__Required action__
Please give back word for word the lines below, from the first one through the one with "One table from".

** Entries shown follows **

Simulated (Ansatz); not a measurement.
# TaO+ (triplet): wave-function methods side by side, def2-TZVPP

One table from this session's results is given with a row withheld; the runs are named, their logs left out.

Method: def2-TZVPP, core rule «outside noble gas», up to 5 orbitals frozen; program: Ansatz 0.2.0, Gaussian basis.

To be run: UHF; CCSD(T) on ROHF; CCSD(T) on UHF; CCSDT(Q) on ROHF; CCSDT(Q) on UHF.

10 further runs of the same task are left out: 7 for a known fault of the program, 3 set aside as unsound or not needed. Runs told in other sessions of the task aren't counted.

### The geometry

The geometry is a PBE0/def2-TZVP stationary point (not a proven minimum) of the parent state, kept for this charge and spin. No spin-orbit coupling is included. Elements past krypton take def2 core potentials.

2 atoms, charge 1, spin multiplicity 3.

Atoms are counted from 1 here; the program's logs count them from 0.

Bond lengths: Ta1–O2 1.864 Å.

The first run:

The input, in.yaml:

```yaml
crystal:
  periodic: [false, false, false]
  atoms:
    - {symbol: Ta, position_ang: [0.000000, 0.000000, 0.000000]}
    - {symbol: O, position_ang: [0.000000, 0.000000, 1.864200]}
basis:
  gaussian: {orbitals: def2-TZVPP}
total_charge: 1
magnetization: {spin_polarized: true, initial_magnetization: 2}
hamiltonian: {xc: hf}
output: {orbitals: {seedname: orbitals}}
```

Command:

** End of Entries shown **

__Expected answer__
Simulated (Ansatz); not a measurement.
# TaO+ (triplet): wave-function methods side by side, def2-TZVPP

One table from this session's results is given with a row withheld; the runs are named, their logs left out.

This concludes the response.